=-=-=
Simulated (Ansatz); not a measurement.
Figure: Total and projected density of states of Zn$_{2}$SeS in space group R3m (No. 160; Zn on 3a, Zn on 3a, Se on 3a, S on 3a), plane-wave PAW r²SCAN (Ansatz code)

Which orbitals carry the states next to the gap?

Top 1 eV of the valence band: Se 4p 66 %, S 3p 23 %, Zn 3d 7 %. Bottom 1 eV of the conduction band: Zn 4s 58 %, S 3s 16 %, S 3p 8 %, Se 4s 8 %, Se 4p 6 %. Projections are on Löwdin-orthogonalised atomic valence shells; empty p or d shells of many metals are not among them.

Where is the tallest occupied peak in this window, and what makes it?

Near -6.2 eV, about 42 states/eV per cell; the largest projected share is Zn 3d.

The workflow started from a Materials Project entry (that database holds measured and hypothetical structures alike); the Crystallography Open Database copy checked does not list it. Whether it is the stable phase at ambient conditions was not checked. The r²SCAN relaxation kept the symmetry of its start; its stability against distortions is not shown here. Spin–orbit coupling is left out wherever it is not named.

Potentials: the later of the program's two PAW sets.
=-=-=

### TASK ITEM
Keeping every word in place, restate the entries above.

### RESPONSE
Simulated (Ansatz); not a measurement.
Figure: Total and projected density of states of Zn$_{2}$SeS in space group R3m (No. 160; Zn on 3a, Zn on 3a, Se on 3a, S on 3a), plane-wave PAW r²SCAN (Ansatz code)

Which orbitals carry the states next to the gap?

Top 1 eV of the valence band: Se 4p 66 %, S 3p 23 %, Zn 3d 7 %. Bottom 1 eV of the conduction band: Zn 4s 58 %, S 3s 16 %, S 3p 8 %, Se 4s 8 %, Se 4p 6 %. Projections are on Löwdin-orthogonalised atomic valence shells; empty p or d shells of many metals are not among them.

Where is the tallest occupied peak in this window, and what makes it?

Near -6.2 eV, about 42 states/eV per cell; the largest projected share is Zn 3d.

The workflow started from a Materials Project entry (that database holds measured and hypothetical structures alike); the Crystallography Open Database copy checked does not list it. Whether it is the stable phase at ambient conditions was not checked. The r²SCAN relaxation kept the symmetry of its start; its stability against distortions is not shown here. Spin–orbit coupling is left out wherever it is not named.

Potentials: the later of the program's two PAW sets.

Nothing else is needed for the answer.